* _Material shown_
=== Begin Enclosure ===

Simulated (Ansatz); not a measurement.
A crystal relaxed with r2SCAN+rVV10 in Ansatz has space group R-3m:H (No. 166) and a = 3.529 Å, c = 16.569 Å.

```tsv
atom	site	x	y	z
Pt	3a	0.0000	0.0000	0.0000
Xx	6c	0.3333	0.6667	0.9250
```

=== End Enclosure ===

* _Assigned task_
Copy every record above exactly as it stands.

* _Result_
Simulated (Ansatz); not a measurement.
A crystal relaxed with r2SCAN+rVV10 in Ansatz has space group R-3m:H (No. 166) and a = 3.529 Å, c = 16.569 Å.

```tsv
atom	site	x	y	z
Pt	3a	0.0000	0.0000	0.0000
Xx	6c	0.3333	0.6667	0.9250
```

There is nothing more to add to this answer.